## MATERIAL PROVIDED
--------

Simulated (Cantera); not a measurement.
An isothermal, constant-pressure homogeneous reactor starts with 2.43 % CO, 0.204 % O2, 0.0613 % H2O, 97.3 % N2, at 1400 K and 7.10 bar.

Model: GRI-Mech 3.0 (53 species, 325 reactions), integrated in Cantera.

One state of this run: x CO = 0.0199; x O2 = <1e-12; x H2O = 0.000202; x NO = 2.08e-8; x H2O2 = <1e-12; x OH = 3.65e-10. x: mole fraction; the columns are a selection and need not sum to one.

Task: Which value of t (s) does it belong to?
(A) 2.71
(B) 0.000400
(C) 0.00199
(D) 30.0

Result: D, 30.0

--------

Output the full listing again with nothing altered.

Simulated (Cantera); not a measurement.
An isothermal, constant-pressure homogeneous reactor starts with 2.43 % CO, 0.204 % O2, 0.0613 % H2O, 97.3 % N2, at 1400 K and 7.10 bar.

Model: GRI-Mech 3.0 (53 species, 325 reactions), integrated in Cantera.

One state of this run: x CO = 0.0199; x O2 = <1e-12; x H2O = 0.000202; x NO = 2.08e-8; x H2O2 = <1e-12; x OH = 3.65e-10. x: mole fraction; the columns are a selection and need not sum to one.

Task: Which value of t (s) does it belong to?
(A) 2.71
(B) 0.000400
(C) 0.00199
(D) 30.0

Result: D, 30.0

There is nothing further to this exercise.